Brief: In the entries below, which lines run from the one containing "The cell holds" to the one containing "Q: Did the run"? Copy exactly those lines, ends included, and no others.

=== Section Start ===

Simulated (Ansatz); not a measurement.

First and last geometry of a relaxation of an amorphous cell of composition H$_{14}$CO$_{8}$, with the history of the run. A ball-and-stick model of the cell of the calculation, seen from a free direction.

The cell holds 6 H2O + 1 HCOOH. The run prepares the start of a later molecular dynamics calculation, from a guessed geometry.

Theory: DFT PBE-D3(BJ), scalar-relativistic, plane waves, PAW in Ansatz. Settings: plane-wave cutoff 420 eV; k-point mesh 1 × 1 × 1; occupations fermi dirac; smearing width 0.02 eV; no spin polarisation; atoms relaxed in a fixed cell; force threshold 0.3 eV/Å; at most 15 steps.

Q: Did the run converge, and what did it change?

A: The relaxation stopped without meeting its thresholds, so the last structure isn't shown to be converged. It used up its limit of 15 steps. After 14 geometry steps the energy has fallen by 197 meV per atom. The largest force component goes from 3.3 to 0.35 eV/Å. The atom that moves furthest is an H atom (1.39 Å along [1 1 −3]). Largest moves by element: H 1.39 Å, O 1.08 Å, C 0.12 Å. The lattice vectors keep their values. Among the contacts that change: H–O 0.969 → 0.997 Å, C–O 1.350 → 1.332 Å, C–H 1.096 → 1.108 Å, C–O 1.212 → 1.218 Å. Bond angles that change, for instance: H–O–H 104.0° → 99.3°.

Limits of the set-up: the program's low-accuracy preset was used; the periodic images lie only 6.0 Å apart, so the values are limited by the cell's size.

=== Section End ===

Task response:
The cell holds 6 H2O + 1 HCOOH. The run prepares the start of a later molecular dynamics calculation, from a guessed geometry.

Theory: DFT PBE-D3(BJ), scalar-relativistic, plane waves, PAW in Ansatz. Settings: plane-wave cutoff 420 eV; k-point mesh 1 × 1 × 1; occupations fermi dirac; smearing width 0.02 eV; no spin polarisation; atoms relaxed in a fixed cell; force threshold 0.3 eV/Å; at most 15 steps.

Q: Did the run converge, and what did it change?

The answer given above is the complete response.